The answer should reproduce the listing below character for character.

=== Section Start ===

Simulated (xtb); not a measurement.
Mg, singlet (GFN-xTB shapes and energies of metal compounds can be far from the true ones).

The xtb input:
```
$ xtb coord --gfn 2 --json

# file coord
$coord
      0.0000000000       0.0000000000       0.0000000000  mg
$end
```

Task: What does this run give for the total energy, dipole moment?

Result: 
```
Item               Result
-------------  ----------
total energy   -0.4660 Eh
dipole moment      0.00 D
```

=== Section End ===

■ Worked solution
Simulated (xtb); not a measurement.
Mg, singlet (GFN-xTB shapes and energies of metal compounds can be far from the true ones).

The xtb input:
```
$ xtb coord --gfn 2 --json

# file coord
$coord
      0.0000000000       0.0000000000       0.0000000000  mg
$end
```

Task: What does this run give for the total energy, dipole moment?

Result: 
```
Item               Result
-------------  ----------
total energy   -0.4660 Eh
dipole moment      0.00 D
```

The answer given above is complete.